**WORK INSTRUCTION:** Quote the whole listing verbatim.

RECORDS SHOWN START

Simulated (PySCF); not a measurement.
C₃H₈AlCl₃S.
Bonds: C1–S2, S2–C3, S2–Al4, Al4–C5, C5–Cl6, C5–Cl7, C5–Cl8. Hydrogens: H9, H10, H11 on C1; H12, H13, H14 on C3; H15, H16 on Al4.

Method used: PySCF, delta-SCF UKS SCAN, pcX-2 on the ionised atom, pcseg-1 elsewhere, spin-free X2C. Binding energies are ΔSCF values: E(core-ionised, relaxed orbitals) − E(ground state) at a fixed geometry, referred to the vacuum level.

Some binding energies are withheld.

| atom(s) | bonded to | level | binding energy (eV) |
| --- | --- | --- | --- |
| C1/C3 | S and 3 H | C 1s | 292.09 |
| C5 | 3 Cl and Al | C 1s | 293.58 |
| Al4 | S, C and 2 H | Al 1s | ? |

RECORDS SHOWN END

**ANSWER AREA:**
Simulated (PySCF); not a measurement.
C₃H₈AlCl₃S.
Bonds: C1–S2, S2–C3, S2–Al4, Al4–C5, C5–Cl6, C5–Cl7, C5–Cl8. Hydrogens: H9, H10, H11 on C1; H12, H13, H14 on C3; H15, H16 on Al4.

Method used: PySCF, delta-SCF UKS SCAN, pcX-2 on the ionised atom, pcseg-1 elsewhere, spin-free X2C. Binding energies are ΔSCF values: E(core-ionised, relaxed orbitals) − E(ground state) at a fixed geometry, referred to the vacuum level.

Some binding energies are withheld.

| atom(s) | bonded to | level | binding energy (eV) |
| --- | --- | --- | --- |
| C1/C3 | S and 3 H | C 1s | 292.09 |
| C5 | 3 Cl and Al | C 1s | 293.58 |
| Al4 | S, C and 2 H | Al 1s | ? |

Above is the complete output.